[Provided material — start]

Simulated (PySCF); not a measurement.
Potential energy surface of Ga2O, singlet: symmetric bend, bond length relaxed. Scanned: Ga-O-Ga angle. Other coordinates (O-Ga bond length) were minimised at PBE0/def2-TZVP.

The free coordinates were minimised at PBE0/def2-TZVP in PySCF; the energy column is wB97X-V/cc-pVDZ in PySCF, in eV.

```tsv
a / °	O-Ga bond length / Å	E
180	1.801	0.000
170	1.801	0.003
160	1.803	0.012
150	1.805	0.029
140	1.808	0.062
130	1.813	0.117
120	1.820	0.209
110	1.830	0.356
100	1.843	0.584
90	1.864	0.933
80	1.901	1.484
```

[Provided material — finish]

Required action: Say every entry again, exactly as it reads.

Problem solution:
Simulated (PySCF); not a measurement.
Potential energy surface of Ga2O, singlet: symmetric bend, bond length relaxed. Scanned: Ga-O-Ga angle. Other coordinates (O-Ga bond length) were minimised at PBE0/def2-TZVP.

The free coordinates were minimised at PBE0/def2-TZVP in PySCF; the energy column is wB97X-V/cc-pVDZ in PySCF, in eV.

```tsv
a / °	O-Ga bond length / Å	E
180	1.801	0.000
170	1.801	0.003
160	1.803	0.012
150	1.805	0.029
140	1.808	0.062
130	1.813	0.117
120	1.820	0.209
110	1.830	0.356
100	1.843	0.584
90	1.864	0.933
80	1.901	1.484
```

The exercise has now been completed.